Brief: Look through the records below for the line with "Model: Si(111) 1x1" and the line with "Q: What energy", then return those lines and all lines between, exactly.

Data under study:
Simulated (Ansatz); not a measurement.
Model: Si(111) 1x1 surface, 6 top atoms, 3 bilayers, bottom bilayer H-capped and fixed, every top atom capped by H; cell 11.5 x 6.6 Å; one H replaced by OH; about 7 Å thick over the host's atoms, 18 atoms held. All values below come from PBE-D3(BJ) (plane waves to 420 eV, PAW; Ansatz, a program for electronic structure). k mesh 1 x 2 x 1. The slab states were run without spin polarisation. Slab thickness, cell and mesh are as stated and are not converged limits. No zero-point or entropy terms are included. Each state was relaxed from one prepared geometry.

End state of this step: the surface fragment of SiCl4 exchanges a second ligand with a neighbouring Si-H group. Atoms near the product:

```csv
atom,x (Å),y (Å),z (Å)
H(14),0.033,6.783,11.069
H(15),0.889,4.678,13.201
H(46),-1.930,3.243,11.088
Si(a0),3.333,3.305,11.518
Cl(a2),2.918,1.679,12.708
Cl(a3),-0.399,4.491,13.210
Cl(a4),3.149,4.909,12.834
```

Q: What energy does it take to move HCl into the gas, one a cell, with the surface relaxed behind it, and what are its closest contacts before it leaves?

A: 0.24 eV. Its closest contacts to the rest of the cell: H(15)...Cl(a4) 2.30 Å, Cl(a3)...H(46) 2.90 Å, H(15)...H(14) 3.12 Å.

Response:
Model: Si(111) 1x1 surface, 6 top atoms, 3 bilayers, bottom bilayer H-capped and fixed, every top atom capped by H; cell 11.5 x 6.6 Å; one H replaced by OH; about 7 Å thick over the host's atoms, 18 atoms held. All values below come from PBE-D3(BJ) (plane waves to 420 eV, PAW; Ansatz, a program for electronic structure). k mesh 1 x 2 x 1. The slab states were run without spin polarisation. Slab thickness, cell and mesh are as stated and are not converged limits. No zero-point or entropy terms are included. Each state was relaxed from one prepared geometry.

End state of this step: the surface fragment of SiCl4 exchanges a second ligand with a neighbouring Si-H group. Atoms near the product:

```csv
atom,x (Å),y (Å),z (Å)
H(14),0.033,6.783,11.069
H(15),0.889,4.678,13.201
H(46),-1.930,3.243,11.088
Si(a0),3.333,3.305,11.518
Cl(a2),2.918,1.679,12.708
Cl(a3),-0.399,4.491,13.210
Cl(a4),3.149,4.909,12.834
```

Q: What energy does it take to move HCl into the gas, one a cell, with the surface relaxed behind it, and what are its closest contacts before it leaves?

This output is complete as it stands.